▶ Exercise
What you return must be every line from the beginning of the data through the line holding "## Step 2: Geometry", unchanged.

▶ Data under study
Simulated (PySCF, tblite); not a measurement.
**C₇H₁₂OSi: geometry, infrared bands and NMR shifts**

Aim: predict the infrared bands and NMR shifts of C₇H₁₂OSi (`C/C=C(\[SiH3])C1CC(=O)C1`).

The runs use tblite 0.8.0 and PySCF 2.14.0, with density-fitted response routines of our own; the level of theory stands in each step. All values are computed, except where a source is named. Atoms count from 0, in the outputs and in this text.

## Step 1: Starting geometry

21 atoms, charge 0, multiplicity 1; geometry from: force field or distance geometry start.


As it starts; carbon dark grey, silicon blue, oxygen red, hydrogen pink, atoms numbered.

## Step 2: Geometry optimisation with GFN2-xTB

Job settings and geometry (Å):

▶ Task response
Simulated (PySCF, tblite); not a measurement.
**C₇H₁₂OSi: geometry, infrared bands and NMR shifts**

Aim: predict the infrared bands and NMR shifts of C₇H₁₂OSi (`C/C=C(\[SiH3])C1CC(=O)C1`).

The runs use tblite 0.8.0 and PySCF 2.14.0, with density-fitted response routines of our own; the level of theory stands in each step. All values are computed, except where a source is named. Atoms count from 0, in the outputs and in this text.

## Step 1: Starting geometry

21 atoms, charge 0, multiplicity 1; geometry from: force field or distance geometry start.


As it starts; carbon dark grey, silicon blue, oxygen red, hydrogen pink, atoms numbered.

## Step 2: Geometry optimisation with GFN2-xTB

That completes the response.